• Activity
Each line of the material below must be transcribed exactly.

BEGIN

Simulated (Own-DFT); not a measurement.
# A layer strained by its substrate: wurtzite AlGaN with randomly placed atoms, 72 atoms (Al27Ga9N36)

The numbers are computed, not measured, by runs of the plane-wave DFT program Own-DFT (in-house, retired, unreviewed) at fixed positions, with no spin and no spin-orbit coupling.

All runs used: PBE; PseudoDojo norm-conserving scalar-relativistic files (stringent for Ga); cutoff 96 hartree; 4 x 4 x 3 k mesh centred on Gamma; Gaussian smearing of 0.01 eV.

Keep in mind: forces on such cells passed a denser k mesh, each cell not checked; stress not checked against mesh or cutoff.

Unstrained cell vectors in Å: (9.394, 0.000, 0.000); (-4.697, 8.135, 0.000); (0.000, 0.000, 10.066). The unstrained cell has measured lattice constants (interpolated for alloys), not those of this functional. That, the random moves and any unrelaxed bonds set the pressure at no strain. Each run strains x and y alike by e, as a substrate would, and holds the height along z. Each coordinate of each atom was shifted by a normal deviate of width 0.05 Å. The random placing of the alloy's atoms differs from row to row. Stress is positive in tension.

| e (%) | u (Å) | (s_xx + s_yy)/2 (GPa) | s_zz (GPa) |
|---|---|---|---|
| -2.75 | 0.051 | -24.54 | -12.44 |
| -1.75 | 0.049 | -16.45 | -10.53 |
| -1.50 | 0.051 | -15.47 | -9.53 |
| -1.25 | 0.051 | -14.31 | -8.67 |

END

• Written answer
Simulated (Own-DFT); not a measurement.
# A layer strained by its substrate: wurtzite AlGaN with randomly placed atoms, 72 atoms (Al27Ga9N36)

The numbers are computed, not measured, by runs of the plane-wave DFT program Own-DFT (in-house, retired, unreviewed) at fixed positions, with no spin and no spin-orbit coupling.

All runs used: PBE; PseudoDojo norm-conserving scalar-relativistic files (stringent for Ga); cutoff 96 hartree; 4 x 4 x 3 k mesh centred on Gamma; Gaussian smearing of 0.01 eV.

Keep in mind: forces on such cells passed a denser k mesh, each cell not checked; stress not checked against mesh or cutoff.

Unstrained cell vectors in Å: (9.394, 0.000, 0.000); (-4.697, 8.135, 0.000); (0.000, 0.000, 10.066). The unstrained cell has measured lattice constants (interpolated for alloys), not those of this functional. That, the random moves and any unrelaxed bonds set the pressure at no strain. Each run strains x and y alike by e, as a substrate would, and holds the height along z. Each coordinate of each atom was shifted by a normal deviate of width 0.05 Å. The random placing of the alloy's atoms differs from row to row. Stress is positive in tension.

| e (%) | u (Å) | (s_xx + s_yy)/2 (GPa) | s_zz (GPa) |
|---|---|---|---|
| -2.75 | 0.051 | -24.54 | -12.44 |
| -1.75 | 0.049 | -16.45 | -10.53 |
| -1.50 | 0.051 | -15.47 | -9.53 |
| -1.25 | 0.051 | -14.31 | -8.67 |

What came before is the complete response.